ASSIGNMENT |
Restate verbatim the span of lines below between the line with "width 0.01 eV" and the line with "Its results: band", including those two lines, and only that span.

INFORMATION SUPPLIED |
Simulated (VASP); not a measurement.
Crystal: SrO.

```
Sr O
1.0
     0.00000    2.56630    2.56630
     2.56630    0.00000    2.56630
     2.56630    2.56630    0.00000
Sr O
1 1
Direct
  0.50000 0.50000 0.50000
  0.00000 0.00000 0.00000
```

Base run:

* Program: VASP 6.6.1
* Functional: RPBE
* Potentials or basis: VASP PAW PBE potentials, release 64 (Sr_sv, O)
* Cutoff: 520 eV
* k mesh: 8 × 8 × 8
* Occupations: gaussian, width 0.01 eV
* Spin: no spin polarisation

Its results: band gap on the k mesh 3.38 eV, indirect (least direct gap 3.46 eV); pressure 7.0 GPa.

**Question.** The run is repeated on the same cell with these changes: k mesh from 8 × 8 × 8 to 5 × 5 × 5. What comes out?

SOLUTION |
* Occupations: gaussian, width 0.01 eV
* Spin: no spin polarisation

Its results: band gap on the k mesh 3.38 eV, indirect (least direct gap 3.46 eV); pressure 7.0 GPa.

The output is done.